Work request
What you return must be every line from the beginning of the data through the line holding "VASP's potentials were", unchanged.

★ ★ ★ ★ ★
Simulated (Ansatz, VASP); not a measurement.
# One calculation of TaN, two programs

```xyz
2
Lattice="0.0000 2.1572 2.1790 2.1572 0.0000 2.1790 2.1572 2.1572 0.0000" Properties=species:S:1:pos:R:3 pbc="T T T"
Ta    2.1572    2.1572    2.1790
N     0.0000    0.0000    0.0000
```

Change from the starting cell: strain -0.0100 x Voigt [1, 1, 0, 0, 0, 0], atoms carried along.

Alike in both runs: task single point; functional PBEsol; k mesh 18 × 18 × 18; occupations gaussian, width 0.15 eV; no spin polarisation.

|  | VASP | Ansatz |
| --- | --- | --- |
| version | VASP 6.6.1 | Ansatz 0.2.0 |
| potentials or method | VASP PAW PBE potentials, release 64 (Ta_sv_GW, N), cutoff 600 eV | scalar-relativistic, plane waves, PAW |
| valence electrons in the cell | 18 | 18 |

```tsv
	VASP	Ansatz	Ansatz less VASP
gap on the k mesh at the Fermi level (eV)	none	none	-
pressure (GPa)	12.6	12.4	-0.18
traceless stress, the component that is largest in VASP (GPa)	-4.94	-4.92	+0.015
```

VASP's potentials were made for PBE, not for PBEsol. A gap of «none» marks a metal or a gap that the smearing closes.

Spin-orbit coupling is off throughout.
★ ★ ★ ★ ★

Your solution
Simulated (Ansatz, VASP); not a measurement.
# One calculation of TaN, two programs

```xyz
2
Lattice="0.0000 2.1572 2.1790 2.1572 0.0000 2.1790 2.1572 2.1572 0.0000" Properties=species:S:1:pos:R:3 pbc="T T T"
Ta    2.1572    2.1572    2.1790
N     0.0000    0.0000    0.0000
```

Change from the starting cell: strain -0.0100 x Voigt [1, 1, 0, 0, 0, 0], atoms carried along.

Alike in both runs: task single point; functional PBEsol; k mesh 18 × 18 × 18; occupations gaussian, width 0.15 eV; no spin polarisation.

|  | VASP | Ansatz |
| --- | --- | --- |
| version | VASP 6.6.1 | Ansatz 0.2.0 |
| potentials or method | VASP PAW PBE potentials, release 64 (Ta_sv_GW, N), cutoff 600 eV | scalar-relativistic, plane waves, PAW |
| valence electrons in the cell | 18 | 18 |

```tsv
	VASP	Ansatz	Ansatz less VASP
gap on the k mesh at the Fermi level (eV)	none	none	-
pressure (GPa)	12.6	12.4	-0.18
traceless stress, the component that is largest in VASP (GPa)	-4.94	-4.92	+0.015
```

VASP's potentials were made for PBE, not for PBEsol. A gap of «none» marks a metal or a gap that the smearing closes.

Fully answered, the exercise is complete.